::::

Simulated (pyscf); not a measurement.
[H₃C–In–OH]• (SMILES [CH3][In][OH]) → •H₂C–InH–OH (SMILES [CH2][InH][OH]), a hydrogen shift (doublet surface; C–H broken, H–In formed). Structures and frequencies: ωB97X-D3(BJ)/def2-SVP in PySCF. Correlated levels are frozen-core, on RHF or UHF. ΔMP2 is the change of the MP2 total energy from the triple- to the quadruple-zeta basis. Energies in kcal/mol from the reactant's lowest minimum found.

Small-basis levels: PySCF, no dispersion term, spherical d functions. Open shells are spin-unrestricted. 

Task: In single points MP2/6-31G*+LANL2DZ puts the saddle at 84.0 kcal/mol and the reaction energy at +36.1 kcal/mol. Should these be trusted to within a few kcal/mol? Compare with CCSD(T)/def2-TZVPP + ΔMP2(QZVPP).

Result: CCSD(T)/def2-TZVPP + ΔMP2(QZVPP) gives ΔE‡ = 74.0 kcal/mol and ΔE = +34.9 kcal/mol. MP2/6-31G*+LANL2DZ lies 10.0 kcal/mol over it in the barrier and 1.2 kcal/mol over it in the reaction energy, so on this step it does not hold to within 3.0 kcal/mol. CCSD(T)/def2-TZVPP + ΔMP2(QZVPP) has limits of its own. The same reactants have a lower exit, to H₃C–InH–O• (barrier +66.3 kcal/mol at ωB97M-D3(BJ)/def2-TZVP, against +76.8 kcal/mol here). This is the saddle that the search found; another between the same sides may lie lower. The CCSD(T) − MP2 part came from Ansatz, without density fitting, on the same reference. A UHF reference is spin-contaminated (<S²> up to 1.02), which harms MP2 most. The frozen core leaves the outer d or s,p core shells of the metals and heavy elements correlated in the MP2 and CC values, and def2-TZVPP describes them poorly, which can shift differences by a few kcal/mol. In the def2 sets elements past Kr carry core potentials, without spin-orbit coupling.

::::

■ **Action item**: Out of the listing above, reproduce exactly the lines from the one with "Small-basis levels: PySCF, no" up to and including the one with "Task: In single".

■ **Task response**:
Small-basis levels: PySCF, no dispersion term, spherical d functions. Open shells are spin-unrestricted. 

Task: In single points MP2/6-31G*+LANL2DZ puts the saddle at 84.0 kcal/mol and the reaction energy at +36.1 kcal/mol. Should these be trusted to within a few kcal/mol? Compare with CCSD(T)/def2-TZVPP + ΔMP2(QZVPP).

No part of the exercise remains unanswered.